_____
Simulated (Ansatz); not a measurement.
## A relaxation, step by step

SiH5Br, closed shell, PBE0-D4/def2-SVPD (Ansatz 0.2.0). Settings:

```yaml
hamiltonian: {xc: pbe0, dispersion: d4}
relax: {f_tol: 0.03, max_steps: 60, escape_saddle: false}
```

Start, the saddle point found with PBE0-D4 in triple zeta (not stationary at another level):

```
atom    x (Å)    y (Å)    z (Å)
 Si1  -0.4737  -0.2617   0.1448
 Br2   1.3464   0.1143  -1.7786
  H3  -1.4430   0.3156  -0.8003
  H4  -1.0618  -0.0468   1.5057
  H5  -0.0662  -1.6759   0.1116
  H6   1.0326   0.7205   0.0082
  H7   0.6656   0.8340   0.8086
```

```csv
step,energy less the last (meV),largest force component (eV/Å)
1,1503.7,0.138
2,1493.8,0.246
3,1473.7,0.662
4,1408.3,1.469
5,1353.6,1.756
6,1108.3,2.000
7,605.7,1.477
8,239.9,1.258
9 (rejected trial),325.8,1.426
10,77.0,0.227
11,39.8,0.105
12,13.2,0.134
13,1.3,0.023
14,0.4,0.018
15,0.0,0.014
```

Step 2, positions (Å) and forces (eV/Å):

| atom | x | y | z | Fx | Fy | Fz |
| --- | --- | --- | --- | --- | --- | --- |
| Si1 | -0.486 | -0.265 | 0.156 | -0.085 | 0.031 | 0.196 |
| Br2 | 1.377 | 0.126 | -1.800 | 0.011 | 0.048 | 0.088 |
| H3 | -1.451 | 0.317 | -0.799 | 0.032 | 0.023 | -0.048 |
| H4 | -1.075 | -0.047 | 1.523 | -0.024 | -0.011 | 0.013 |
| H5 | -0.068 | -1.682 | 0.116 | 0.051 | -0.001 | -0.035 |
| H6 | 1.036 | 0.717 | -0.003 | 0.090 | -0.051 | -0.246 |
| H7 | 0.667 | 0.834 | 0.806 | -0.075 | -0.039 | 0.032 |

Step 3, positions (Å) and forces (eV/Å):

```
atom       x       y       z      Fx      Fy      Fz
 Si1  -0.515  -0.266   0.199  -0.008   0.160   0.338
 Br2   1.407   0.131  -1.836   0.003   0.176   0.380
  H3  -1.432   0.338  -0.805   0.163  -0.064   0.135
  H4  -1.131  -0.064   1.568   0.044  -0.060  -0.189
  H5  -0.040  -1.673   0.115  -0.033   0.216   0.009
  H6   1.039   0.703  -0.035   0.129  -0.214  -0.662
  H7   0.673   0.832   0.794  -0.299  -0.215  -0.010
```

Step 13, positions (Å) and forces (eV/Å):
_____

Start at the first line of the entries and stop at the line with "-0.039 | 0.032 |". Retype each of those lines exactly, both ends included.

- _Answer section_:
Simulated (Ansatz); not a measurement.
## A relaxation, step by step

SiH5Br, closed shell, PBE0-D4/def2-SVPD (Ansatz 0.2.0). Settings:

```yaml
hamiltonian: {xc: pbe0, dispersion: d4}
relax: {f_tol: 0.03, max_steps: 60, escape_saddle: false}
```

Start, the saddle point found with PBE0-D4 in triple zeta (not stationary at another level):

```
atom    x (Å)    y (Å)    z (Å)
 Si1  -0.4737  -0.2617   0.1448
 Br2   1.3464   0.1143  -1.7786
  H3  -1.4430   0.3156  -0.8003
  H4  -1.0618  -0.0468   1.5057
  H5  -0.0662  -1.6759   0.1116
  H6   1.0326   0.7205   0.0082
  H7   0.6656   0.8340   0.8086
```

```csv
step,energy less the last (meV),largest force component (eV/Å)
1,1503.7,0.138
2,1493.8,0.246
3,1473.7,0.662
4,1408.3,1.469
5,1353.6,1.756
6,1108.3,2.000
7,605.7,1.477
8,239.9,1.258
9 (rejected trial),325.8,1.426
10,77.0,0.227
11,39.8,0.105
12,13.2,0.134
13,1.3,0.023
14,0.4,0.018
15,0.0,0.014
```

Step 2, positions (Å) and forces (eV/Å):

| atom | x | y | z | Fx | Fy | Fz |
| --- | --- | --- | --- | --- | --- | --- |
| Si1 | -0.486 | -0.265 | 0.156 | -0.085 | 0.031 | 0.196 |
| Br2 | 1.377 | 0.126 | -1.800 | 0.011 | 0.048 | 0.088 |
| H3 | -1.451 | 0.317 | -0.799 | 0.032 | 0.023 | -0.048 |
| H4 | -1.075 | -0.047 | 1.523 | -0.024 | -0.011 | 0.013 |
| H5 | -0.068 | -1.682 | 0.116 | 0.051 | -0.001 | -0.035 |
| H6 | 1.036 | 0.717 | -0.003 | 0.090 | -0.051 | -0.246 |
| H7 | 0.667 | 0.834 | 0.806 | -0.075 | -0.039 | 0.032 |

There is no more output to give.